■ Required action:
Repeat nothing but the lines below running from the one containing "AlH2SF (SMILES [F][AlH][SH])**" to the one containing "AlH2SF has 5". Keep both end lines.

■ Source material:
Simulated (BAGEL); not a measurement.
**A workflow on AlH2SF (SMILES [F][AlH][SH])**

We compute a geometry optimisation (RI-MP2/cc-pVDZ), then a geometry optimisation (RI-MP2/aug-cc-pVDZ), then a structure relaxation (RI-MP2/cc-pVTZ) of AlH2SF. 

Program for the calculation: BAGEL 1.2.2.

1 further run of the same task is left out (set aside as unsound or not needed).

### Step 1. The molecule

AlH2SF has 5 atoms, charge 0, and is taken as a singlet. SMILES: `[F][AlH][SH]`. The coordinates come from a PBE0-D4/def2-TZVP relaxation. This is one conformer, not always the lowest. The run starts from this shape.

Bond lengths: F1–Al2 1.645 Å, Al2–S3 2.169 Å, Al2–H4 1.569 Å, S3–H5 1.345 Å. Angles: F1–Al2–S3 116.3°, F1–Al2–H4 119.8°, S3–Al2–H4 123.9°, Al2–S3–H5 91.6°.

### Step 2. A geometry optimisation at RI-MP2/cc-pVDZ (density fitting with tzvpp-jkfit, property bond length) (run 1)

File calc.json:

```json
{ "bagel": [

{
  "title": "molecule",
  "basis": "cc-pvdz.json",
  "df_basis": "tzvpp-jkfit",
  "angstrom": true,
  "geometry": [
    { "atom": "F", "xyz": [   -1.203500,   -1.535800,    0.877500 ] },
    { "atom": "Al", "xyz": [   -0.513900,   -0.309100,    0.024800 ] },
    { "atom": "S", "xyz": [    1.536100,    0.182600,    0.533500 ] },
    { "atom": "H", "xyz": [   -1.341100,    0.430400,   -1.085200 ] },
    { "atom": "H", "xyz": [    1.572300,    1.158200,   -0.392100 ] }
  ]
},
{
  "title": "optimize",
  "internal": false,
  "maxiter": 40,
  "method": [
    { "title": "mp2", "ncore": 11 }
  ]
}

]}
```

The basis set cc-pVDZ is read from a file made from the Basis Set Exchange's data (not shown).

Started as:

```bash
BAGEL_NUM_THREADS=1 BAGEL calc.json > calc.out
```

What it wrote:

■ Task output:
**A workflow on AlH2SF (SMILES [F][AlH][SH])**

We compute a geometry optimisation (RI-MP2/cc-pVDZ), then a geometry optimisation (RI-MP2/aug-cc-pVDZ), then a structure relaxation (RI-MP2/cc-pVTZ) of AlH2SF. 

Program for the calculation: BAGEL 1.2.2.

1 further run of the same task is left out (set aside as unsound or not needed).

### Step 1. The molecule

AlH2SF has 5 atoms, charge 0, and is taken as a singlet. SMILES: `[F][AlH][SH]`. The coordinates come from a PBE0-D4/def2-TZVP relaxation. This is one conformer, not always the lowest. The run starts from this shape.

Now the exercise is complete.